The result should be a verbatim copy of the whole listing.

## Dataset entries
□ □ □ □ □

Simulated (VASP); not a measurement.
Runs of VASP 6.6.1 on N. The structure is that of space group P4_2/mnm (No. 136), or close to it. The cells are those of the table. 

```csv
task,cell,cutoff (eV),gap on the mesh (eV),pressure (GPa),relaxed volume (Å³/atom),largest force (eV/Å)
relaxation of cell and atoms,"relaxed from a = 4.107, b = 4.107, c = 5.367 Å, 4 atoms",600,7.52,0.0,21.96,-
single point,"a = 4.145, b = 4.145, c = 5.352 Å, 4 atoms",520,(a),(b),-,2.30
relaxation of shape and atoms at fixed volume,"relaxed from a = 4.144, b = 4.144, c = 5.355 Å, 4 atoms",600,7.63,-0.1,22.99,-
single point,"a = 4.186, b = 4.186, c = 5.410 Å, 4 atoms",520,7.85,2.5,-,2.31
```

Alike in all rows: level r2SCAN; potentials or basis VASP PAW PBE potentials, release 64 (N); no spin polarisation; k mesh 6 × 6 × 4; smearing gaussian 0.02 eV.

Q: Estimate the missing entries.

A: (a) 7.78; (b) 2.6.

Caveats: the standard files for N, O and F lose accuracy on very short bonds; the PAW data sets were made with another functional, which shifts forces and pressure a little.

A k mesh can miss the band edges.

□ □ □ □ □

## Written reply
Simulated (VASP); not a measurement.
Runs of VASP 6.6.1 on N. The structure is that of space group P4_2/mnm (No. 136), or close to it. The cells are those of the table. 

```csv
task,cell,cutoff (eV),gap on the mesh (eV),pressure (GPa),relaxed volume (Å³/atom),largest force (eV/Å)
relaxation of cell and atoms,"relaxed from a = 4.107, b = 4.107, c = 5.367 Å, 4 atoms",600,7.52,0.0,21.96,-
single point,"a = 4.145, b = 4.145, c = 5.352 Å, 4 atoms",520,(a),(b),-,2.30
relaxation of shape and atoms at fixed volume,"relaxed from a = 4.144, b = 4.144, c = 5.355 Å, 4 atoms",600,7.63,-0.1,22.99,-
single point,"a = 4.186, b = 4.186, c = 5.410 Å, 4 atoms",520,7.85,2.5,-,2.31
```

Alike in all rows: level r2SCAN; potentials or basis VASP PAW PBE potentials, release 64 (N); no spin polarisation; k mesh 6 × 6 × 4; smearing gaussian 0.02 eV.

Q: Estimate the missing entries.

A: (a) 7.78; (b) 2.6.

Caveats: the standard files for N, O and F lose accuracy on very short bonds; the PAW data sets were made with another functional, which shifts forces and pressure a little.

A k mesh can miss the band edges.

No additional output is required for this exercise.